--------------------------------------------------
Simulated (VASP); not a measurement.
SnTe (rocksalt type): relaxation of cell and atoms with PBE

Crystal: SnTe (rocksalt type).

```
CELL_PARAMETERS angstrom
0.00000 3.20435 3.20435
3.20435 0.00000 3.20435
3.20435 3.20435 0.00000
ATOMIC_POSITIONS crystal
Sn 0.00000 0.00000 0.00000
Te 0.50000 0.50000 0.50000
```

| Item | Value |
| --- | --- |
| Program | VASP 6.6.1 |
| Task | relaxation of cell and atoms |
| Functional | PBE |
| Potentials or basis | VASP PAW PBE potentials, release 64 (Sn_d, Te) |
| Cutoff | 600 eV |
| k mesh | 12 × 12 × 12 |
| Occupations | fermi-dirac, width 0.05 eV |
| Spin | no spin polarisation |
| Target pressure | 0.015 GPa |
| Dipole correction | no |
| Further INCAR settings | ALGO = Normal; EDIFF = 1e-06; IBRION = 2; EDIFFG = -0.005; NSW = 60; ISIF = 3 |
--------------------------------------------------

▶ **Assigned task**
Leave out every line above except those from the line with "Crystal: SnTe (rocksalt type)." up to and including the line with "correction | no |", and copy those exactly.

▶ **Result**
Crystal: SnTe (rocksalt type).

```
CELL_PARAMETERS angstrom
0.00000 3.20435 3.20435
3.20435 0.00000 3.20435
3.20435 3.20435 0.00000
ATOMIC_POSITIONS crystal
Sn 0.00000 0.00000 0.00000
Te 0.50000 0.50000 0.50000
```

| Item | Value |
| --- | --- |
| Program | VASP 6.6.1 |
| Task | relaxation of cell and atoms |
| Functional | PBE |
| Potentials or basis | VASP PAW PBE potentials, release 64 (Sn_d, Te) |
| Cutoff | 600 eV |
| k mesh | 12 × 12 × 12 |
| Occupations | fermi-dirac, width 0.05 eV |
| Spin | no spin polarisation |
| Target pressure | 0.015 GPa |
| Dipole correction | no |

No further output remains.